- _Assigned task_
Even where a line looks wrong, copy it exactly and include every entry.

- _Supplied material_
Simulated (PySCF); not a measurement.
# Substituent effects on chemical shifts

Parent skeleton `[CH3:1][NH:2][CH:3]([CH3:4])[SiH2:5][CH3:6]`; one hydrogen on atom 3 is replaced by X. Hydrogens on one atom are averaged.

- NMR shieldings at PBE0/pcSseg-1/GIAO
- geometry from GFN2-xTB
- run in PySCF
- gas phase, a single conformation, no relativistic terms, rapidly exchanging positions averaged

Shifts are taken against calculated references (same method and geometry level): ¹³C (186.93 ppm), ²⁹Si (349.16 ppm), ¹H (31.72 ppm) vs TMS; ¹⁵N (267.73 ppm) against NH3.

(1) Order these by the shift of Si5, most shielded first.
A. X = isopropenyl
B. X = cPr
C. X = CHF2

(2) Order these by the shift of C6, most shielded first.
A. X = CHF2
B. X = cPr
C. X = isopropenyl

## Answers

- _Response_
Simulated (PySCF); not a measurement.
# Substituent effects on chemical shifts

Parent skeleton `[CH3:1][NH:2][CH:3]([CH3:4])[SiH2:5][CH3:6]`; one hydrogen on atom 3 is replaced by X. Hydrogens on one atom are averaged.

- NMR shieldings at PBE0/pcSseg-1/GIAO
- geometry from GFN2-xTB
- run in PySCF
- gas phase, a single conformation, no relativistic terms, rapidly exchanging positions averaged

Shifts are taken against calculated references (same method and geometry level): ¹³C (186.93 ppm), ²⁹Si (349.16 ppm), ¹H (31.72 ppm) vs TMS; ¹⁵N (267.73 ppm) against NH3.

(1) Order these by the shift of Si5, most shielded first.
A. X = isopropenyl
B. X = cPr
C. X = CHF2

(2) Order these by the shift of C6, most shielded first.
A. X = CHF2
B. X = cPr
C. X = isopropenyl

## Answers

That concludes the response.